• _Action item_:
Beneath this task are records; print exactly the stretch of them from the line with "Doping from the ideality factor." through the line with "E00 = 74.5 meV", both ends included.

• _Exercise data_:
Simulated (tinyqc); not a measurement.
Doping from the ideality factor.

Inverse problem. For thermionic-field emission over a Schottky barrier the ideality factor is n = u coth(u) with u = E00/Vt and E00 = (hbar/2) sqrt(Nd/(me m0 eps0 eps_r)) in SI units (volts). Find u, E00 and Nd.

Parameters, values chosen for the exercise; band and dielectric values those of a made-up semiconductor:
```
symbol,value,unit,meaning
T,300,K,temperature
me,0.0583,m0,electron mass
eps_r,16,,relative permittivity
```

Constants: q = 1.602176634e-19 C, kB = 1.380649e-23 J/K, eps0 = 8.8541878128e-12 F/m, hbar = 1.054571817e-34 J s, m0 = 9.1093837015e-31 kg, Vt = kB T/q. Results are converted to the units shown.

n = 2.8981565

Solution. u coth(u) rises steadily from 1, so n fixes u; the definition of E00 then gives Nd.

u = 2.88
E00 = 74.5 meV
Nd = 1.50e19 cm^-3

• _Task response_:
Doping from the ideality factor.

Inverse problem. For thermionic-field emission over a Schottky barrier the ideality factor is n = u coth(u) with u = E00/Vt and E00 = (hbar/2) sqrt(Nd/(me m0 eps0 eps_r)) in SI units (volts). Find u, E00 and Nd.

Parameters, values chosen for the exercise; band and dielectric values those of a made-up semiconductor:
```
symbol,value,unit,meaning
T,300,K,temperature
me,0.0583,m0,electron mass
eps_r,16,,relative permittivity
```

Constants: q = 1.602176634e-19 C, kB = 1.380649e-23 J/K, eps0 = 8.8541878128e-12 F/m, hbar = 1.054571817e-34 J s, m0 = 9.1093837015e-31 kg, Vt = kB T/q. Results are converted to the units shown.

n = 2.8981565

Solution. u coth(u) rises steadily from 1, so n fixes u; the definition of E00 then gives Nd.

u = 2.88
E00 = 74.5 meV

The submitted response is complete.